**Data:**
◇ ◇ ◇ ◇ ◇

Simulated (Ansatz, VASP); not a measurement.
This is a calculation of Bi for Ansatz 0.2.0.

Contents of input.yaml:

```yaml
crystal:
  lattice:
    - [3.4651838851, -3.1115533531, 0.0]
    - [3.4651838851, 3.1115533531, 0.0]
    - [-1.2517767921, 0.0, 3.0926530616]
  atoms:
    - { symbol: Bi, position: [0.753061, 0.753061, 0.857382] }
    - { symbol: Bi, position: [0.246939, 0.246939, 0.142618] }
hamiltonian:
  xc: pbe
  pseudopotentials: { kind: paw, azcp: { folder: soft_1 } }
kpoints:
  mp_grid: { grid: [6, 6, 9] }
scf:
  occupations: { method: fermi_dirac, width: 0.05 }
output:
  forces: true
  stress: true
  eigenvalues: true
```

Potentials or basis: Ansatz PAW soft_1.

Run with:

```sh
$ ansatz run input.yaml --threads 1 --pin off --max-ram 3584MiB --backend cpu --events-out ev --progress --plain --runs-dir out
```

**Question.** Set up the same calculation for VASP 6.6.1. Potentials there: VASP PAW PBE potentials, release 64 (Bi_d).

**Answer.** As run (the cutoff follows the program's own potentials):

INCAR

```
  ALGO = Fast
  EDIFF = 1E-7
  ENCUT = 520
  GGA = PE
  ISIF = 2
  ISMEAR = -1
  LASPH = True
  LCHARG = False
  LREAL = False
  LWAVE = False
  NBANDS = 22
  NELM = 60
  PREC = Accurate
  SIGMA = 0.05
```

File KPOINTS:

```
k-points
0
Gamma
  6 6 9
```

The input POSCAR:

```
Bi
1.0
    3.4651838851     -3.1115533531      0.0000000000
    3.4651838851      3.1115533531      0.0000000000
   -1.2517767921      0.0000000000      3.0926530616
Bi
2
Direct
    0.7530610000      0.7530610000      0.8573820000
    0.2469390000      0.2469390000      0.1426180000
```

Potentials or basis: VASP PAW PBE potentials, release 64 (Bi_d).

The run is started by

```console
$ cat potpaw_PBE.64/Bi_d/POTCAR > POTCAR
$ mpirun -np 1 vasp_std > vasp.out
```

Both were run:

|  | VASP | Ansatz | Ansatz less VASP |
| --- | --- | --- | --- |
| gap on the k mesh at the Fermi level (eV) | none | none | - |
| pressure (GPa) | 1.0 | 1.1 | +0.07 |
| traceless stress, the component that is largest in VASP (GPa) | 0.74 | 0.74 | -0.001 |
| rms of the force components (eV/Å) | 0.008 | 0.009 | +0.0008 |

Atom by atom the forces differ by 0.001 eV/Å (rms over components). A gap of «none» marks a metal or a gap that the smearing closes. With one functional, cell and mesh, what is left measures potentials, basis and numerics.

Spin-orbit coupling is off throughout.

◇ ◇ ◇ ◇ ◇

**Activity:**
Nothing should appear in the answer except the lines above from the line with "Potentials or basis: VASP" through the line with "0.009 | +0.0008 |", both included, written out exactly.

**Answer section:**
Potentials or basis: VASP PAW PBE potentials, release 64 (Bi_d).

The run is started by

```console
$ cat potpaw_PBE.64/Bi_d/POTCAR > POTCAR
$ mpirun -np 1 vasp_std > vasp.out
```

Both were run:

|  | VASP | Ansatz | Ansatz less VASP |
| --- | --- | --- | --- |
| gap on the k mesh at the Fermi level (eV) | none | none | - |
| pressure (GPa) | 1.0 | 1.1 | +0.07 |
| traceless stress, the component that is largest in VASP (GPa) | 0.74 | 0.74 | -0.001 |
| rms of the force components (eV/Å) | 0.008 | 0.009 | +0.0008 |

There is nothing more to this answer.